Those lines of the material below that fall between its first line and the line with "1.211 | 15.4 |", both included, are to be repeated exactly.

* * * * * * * * *
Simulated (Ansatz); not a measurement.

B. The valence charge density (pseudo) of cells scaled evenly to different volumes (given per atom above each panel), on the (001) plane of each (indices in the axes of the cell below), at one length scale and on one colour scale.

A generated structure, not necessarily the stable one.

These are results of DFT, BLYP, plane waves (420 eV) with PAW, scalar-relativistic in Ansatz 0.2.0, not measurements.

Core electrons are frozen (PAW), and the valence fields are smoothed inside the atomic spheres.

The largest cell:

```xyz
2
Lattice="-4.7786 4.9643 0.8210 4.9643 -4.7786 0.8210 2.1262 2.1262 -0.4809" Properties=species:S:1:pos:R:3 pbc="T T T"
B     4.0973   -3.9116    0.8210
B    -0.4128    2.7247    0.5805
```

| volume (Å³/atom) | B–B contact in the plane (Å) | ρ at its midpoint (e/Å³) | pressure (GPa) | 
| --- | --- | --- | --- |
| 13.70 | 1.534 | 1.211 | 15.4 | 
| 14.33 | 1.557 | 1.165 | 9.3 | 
* * * * * * * * *

### TASK SOLUTION
Simulated (Ansatz); not a measurement.

B. The valence charge density (pseudo) of cells scaled evenly to different volumes (given per atom above each panel), on the (001) plane of each (indices in the axes of the cell below), at one length scale and on one colour scale.

A generated structure, not necessarily the stable one.

These are results of DFT, BLYP, plane waves (420 eV) with PAW, scalar-relativistic in Ansatz 0.2.0, not measurements.

Core electrons are frozen (PAW), and the valence fields are smoothed inside the atomic spheres.

The largest cell:

```xyz
2
Lattice="-4.7786 4.9643 0.8210 4.9643 -4.7786 0.8210 2.1262 2.1262 -0.4809" Properties=species:S:1:pos:R:3 pbc="T T T"
B     4.0973   -3.9116    0.8210
B    -0.4128    2.7247    0.5805
```

| volume (Å³/atom) | B–B contact in the plane (Å) | ρ at its midpoint (e/Å³) | pressure (GPa) | 
| --- | --- | --- | --- |
| 13.70 | 1.534 | 1.211 | 15.4 | 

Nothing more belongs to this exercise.